» **EXERCISE**:
Copy exactly the lines of the material below that run from the one containing "s | 0.00182 |" through the one containing "ms | 0.366 |". Copy no other lines.

» **DATA SUPPLIED**:
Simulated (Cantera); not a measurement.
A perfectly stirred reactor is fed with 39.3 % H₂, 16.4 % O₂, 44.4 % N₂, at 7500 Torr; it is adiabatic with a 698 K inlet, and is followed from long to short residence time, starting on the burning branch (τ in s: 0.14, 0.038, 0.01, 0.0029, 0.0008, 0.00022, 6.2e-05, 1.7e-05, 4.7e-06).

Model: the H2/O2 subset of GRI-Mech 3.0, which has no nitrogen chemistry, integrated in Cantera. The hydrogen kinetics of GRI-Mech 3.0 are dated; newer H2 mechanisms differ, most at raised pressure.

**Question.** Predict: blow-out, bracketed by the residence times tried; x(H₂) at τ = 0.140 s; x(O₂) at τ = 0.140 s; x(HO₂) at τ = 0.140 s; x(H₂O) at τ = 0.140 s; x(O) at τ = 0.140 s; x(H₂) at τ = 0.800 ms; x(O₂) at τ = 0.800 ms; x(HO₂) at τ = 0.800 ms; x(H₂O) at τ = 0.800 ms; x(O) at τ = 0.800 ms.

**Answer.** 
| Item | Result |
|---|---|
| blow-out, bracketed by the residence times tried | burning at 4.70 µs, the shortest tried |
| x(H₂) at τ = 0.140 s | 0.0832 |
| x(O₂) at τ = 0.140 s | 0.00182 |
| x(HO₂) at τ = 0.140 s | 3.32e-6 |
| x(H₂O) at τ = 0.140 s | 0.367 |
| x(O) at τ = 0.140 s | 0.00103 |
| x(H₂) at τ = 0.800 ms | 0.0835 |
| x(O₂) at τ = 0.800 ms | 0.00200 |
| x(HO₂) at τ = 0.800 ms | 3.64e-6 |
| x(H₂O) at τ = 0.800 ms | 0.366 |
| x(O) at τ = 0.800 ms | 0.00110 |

» **WRITTEN REPLY**:
| x(O₂) at τ = 0.140 s | 0.00182 |
| x(HO₂) at τ = 0.140 s | 3.32e-6 |
| x(H₂O) at τ = 0.140 s | 0.367 |
| x(O) at τ = 0.140 s | 0.00103 |
| x(H₂) at τ = 0.800 ms | 0.0835 |
| x(O₂) at τ = 0.800 ms | 0.00200 |
| x(HO₂) at τ = 0.800 ms | 3.64e-6 |
| x(H₂O) at τ = 0.800 ms | 0.366 |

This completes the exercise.